### Work request
Until the line containing "FHOSi (calculated)" has been reproduced, keep reproducing each line of the material below exactly, starting with the first.

BEGIN
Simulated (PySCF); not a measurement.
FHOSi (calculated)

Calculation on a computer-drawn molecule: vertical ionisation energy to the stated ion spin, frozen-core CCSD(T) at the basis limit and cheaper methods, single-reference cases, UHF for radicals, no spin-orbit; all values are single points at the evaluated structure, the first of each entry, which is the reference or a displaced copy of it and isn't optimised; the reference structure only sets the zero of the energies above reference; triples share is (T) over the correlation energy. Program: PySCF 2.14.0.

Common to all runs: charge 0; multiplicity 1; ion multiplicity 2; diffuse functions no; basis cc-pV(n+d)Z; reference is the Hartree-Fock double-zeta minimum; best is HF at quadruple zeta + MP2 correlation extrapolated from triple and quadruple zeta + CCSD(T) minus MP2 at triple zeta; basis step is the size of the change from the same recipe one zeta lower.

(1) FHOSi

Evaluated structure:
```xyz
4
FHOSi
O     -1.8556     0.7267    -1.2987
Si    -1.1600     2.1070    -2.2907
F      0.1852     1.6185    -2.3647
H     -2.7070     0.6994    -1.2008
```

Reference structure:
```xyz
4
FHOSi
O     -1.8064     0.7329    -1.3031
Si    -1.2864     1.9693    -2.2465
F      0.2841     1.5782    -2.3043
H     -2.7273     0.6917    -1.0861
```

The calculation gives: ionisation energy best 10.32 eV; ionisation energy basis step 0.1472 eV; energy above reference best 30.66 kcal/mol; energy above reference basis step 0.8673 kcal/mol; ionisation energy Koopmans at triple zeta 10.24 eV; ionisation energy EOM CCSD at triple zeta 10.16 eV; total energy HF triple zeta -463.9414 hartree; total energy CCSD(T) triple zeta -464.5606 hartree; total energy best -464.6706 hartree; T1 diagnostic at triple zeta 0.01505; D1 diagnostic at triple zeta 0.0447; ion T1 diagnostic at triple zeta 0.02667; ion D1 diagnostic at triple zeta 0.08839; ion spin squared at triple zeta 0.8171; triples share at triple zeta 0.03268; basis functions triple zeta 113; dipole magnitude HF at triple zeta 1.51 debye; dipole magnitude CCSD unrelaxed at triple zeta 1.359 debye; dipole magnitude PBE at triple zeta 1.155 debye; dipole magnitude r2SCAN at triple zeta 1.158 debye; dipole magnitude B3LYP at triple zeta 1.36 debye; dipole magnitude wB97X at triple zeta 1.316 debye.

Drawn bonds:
END

### Answer area
Simulated (PySCF); not a measurement.
FHOSi (calculated)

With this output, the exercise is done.